#####
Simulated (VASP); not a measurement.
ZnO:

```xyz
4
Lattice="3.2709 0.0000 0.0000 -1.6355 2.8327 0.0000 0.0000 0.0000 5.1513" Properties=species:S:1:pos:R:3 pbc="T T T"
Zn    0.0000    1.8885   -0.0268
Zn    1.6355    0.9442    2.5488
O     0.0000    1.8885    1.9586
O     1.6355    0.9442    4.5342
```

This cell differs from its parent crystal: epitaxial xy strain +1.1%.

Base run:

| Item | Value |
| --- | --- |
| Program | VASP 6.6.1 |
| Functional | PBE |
#####

Write out the listing again. Keep every character the same.

Simulated (VASP); not a measurement.
ZnO:

```xyz
4
Lattice="3.2709 0.0000 0.0000 -1.6355 2.8327 0.0000 0.0000 0.0000 5.1513" Properties=species:S:1:pos:R:3 pbc="T T T"
Zn    0.0000    1.8885   -0.0268
Zn    1.6355    0.9442    2.5488
O     0.0000    1.8885    1.9586
O     1.6355    0.9442    4.5342
```

This cell differs from its parent crystal: epitaxial xy strain +1.1%.

Base run:

| Item | Value |
| --- | --- |
| Program | VASP 6.6.1 |
| Functional | PBE |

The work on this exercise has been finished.